*Record set*
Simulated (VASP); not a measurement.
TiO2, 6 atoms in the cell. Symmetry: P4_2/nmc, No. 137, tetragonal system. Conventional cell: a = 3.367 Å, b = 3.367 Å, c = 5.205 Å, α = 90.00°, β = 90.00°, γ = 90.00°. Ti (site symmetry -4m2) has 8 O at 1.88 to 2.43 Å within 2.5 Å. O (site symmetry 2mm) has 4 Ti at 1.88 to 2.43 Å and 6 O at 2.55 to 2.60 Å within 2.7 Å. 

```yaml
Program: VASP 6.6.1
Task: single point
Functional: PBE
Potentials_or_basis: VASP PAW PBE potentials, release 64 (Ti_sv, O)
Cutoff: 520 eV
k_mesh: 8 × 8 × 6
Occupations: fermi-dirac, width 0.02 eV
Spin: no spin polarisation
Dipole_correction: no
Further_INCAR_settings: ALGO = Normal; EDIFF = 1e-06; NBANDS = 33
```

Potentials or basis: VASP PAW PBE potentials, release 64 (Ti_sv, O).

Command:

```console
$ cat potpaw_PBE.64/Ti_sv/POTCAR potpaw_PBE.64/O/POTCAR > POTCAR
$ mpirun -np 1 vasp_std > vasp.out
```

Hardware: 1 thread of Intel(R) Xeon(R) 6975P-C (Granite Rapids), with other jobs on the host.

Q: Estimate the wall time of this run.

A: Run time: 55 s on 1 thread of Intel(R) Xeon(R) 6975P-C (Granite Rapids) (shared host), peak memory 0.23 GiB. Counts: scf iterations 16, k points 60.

*Action item*
Take the lines above from the first through the one containing "Q: Estimate the wall time of this run." and reproduce them exactly; include nothing else.

*Response area*
Simulated (VASP); not a measurement.
TiO2, 6 atoms in the cell. Symmetry: P4_2/nmc, No. 137, tetragonal system. Conventional cell: a = 3.367 Å, b = 3.367 Å, c = 5.205 Å, α = 90.00°, β = 90.00°, γ = 90.00°. Ti (site symmetry -4m2) has 8 O at 1.88 to 2.43 Å within 2.5 Å. O (site symmetry 2mm) has 4 Ti at 1.88 to 2.43 Å and 6 O at 2.55 to 2.60 Å within 2.7 Å. 

```yaml
Program: VASP 6.6.1
Task: single point
Functional: PBE
Potentials_or_basis: VASP PAW PBE potentials, release 64 (Ti_sv, O)
Cutoff: 520 eV
k_mesh: 8 × 8 × 6
Occupations: fermi-dirac, width 0.02 eV
Spin: no spin polarisation
Dipole_correction: no
Further_INCAR_settings: ALGO = Normal; EDIFF = 1e-06; NBANDS = 33
```

Potentials or basis: VASP PAW PBE potentials, release 64 (Ti_sv, O).

Command:

```console
$ cat potpaw_PBE.64/Ti_sv/POTCAR potpaw_PBE.64/O/POTCAR > POTCAR
$ mpirun -np 1 vasp_std > vasp.out
```

Hardware: 1 thread of Intel(R) Xeon(R) 6975P-C (Granite Rapids), with other jobs on the host.

Q: Estimate the wall time of this run.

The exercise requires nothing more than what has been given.